**WORK ORDER**
Every record shown below should be duplicated exactly.

**RECORDED DATA**
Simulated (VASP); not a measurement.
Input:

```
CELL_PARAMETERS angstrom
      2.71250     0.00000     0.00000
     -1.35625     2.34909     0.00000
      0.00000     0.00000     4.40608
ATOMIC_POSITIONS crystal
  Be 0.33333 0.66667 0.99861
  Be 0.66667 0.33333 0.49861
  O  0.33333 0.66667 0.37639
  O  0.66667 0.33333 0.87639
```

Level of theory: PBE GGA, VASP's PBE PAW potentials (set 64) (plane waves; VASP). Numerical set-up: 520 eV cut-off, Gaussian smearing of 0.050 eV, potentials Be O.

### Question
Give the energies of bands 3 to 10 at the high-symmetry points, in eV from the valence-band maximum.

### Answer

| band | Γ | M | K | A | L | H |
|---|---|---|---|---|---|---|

**TASK ANSWER**
Simulated (VASP); not a measurement.
Input:

```
CELL_PARAMETERS angstrom
      2.71250     0.00000     0.00000
     -1.35625     2.34909     0.00000
      0.00000     0.00000     4.40608
ATOMIC_POSITIONS crystal
  Be 0.33333 0.66667 0.99861
  Be 0.66667 0.33333 0.49861
  O  0.33333 0.66667 0.37639
  O  0.66667 0.33333 0.87639
```

Level of theory: PBE GGA, VASP's PBE PAW potentials (set 64) (plane waves; VASP). Numerical set-up: 520 eV cut-off, Gaussian smearing of 0.050 eV, potentials Be O.

### Question
Give the energies of bands 3 to 10 at the high-symmetry points, in eV from the valence-band maximum.

### Answer

| band | Γ | M | K | A | L | H |
|---|---|---|---|---|---|---|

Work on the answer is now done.